---------------

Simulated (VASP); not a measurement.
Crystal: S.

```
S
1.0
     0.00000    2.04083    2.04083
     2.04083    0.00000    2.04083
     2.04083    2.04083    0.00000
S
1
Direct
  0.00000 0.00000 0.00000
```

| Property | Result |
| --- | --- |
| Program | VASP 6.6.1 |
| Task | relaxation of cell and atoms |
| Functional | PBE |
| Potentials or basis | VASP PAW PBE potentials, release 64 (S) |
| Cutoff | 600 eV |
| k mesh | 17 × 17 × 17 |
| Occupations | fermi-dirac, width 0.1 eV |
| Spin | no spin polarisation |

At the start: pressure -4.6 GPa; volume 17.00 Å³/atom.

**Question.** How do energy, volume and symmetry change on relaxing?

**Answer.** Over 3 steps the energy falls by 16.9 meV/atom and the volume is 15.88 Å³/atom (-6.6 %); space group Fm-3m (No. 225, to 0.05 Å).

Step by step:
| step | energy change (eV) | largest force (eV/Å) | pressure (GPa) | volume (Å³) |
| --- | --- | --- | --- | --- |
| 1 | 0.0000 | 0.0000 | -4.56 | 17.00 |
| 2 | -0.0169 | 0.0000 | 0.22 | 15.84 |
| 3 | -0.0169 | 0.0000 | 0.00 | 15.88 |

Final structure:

---------------

Begin at the line that has "spin polarisation |" in the entries above; stop after the line that has "0.00 | 15.88 |". Transcribe exactly those lines and no others.

» WORKED SOLUTION:
| Spin | no spin polarisation |

At the start: pressure -4.6 GPa; volume 17.00 Å³/atom.

**Question.** How do energy, volume and symmetry change on relaxing?

**Answer.** Over 3 steps the energy falls by 16.9 meV/atom and the volume is 15.88 Å³/atom (-6.6 %); space group Fm-3m (No. 225, to 0.05 Å).

Step by step:
| step | energy change (eV) | largest force (eV/Å) | pressure (GPa) | volume (Å³) |
| --- | --- | --- | --- | --- |
| 1 | 0.0000 | 0.0000 | -4.56 | 17.00 |
| 2 | -0.0169 | 0.0000 | 0.22 | 15.84 |
| 3 | -0.0169 | 0.0000 | 0.00 | 15.88 |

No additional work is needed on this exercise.